## PROVIDED RECORDS
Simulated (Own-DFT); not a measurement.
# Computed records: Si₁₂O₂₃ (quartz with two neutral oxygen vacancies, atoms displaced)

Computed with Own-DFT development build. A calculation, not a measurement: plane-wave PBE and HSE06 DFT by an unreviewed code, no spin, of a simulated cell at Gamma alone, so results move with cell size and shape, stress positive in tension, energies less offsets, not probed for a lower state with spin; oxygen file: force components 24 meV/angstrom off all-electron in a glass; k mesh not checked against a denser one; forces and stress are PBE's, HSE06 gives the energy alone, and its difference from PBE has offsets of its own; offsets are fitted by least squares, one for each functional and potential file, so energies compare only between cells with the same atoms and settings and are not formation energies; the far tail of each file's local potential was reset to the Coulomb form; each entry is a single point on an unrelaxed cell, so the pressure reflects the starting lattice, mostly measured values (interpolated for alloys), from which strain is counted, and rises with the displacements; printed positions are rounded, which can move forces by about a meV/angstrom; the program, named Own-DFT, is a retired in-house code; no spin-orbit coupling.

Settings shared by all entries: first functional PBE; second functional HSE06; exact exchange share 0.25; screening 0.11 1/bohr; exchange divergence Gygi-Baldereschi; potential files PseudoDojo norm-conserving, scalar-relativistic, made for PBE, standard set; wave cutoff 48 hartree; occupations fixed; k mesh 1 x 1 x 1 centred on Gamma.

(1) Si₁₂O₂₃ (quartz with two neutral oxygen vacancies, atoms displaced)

## TASK ITEM
Beginning at the first line of the records, retype exactly every line up to and including the one with "Settings shared by".

## EXERCISE ANSWER
Simulated (Own-DFT); not a measurement.
# Computed records: Si₁₂O₂₃ (quartz with two neutral oxygen vacancies, atoms displaced)

Computed with Own-DFT development build. A calculation, not a measurement: plane-wave PBE and HSE06 DFT by an unreviewed code, no spin, of a simulated cell at Gamma alone, so results move with cell size and shape, stress positive in tension, energies less offsets, not probed for a lower state with spin; oxygen file: force components 24 meV/angstrom off all-electron in a glass; k mesh not checked against a denser one; forces and stress are PBE's, HSE06 gives the energy alone, and its difference from PBE has offsets of its own; offsets are fitted by least squares, one for each functional and potential file, so energies compare only between cells with the same atoms and settings and are not formation energies; the far tail of each file's local potential was reset to the Coulomb form; each entry is a single point on an unrelaxed cell, so the pressure reflects the starting lattice, mostly measured values (interpolated for alloys), from which strain is counted, and rises with the displacements; printed positions are rounded, which can move forces by about a meV/angstrom; the program, named Own-DFT, is a retired in-house code; no spin-orbit coupling.

Settings shared by all entries: first functional PBE; second functional HSE06; exact exchange share 0.25; screening 0.11 1/bohr; exchange divergence Gygi-Baldereschi; potential files PseudoDojo norm-conserving, scalar-relativistic, made for PBE, standard set; wave cutoff 48 hartree; occupations fixed; k mesh 1 x 1 x 1 centred on Gamma.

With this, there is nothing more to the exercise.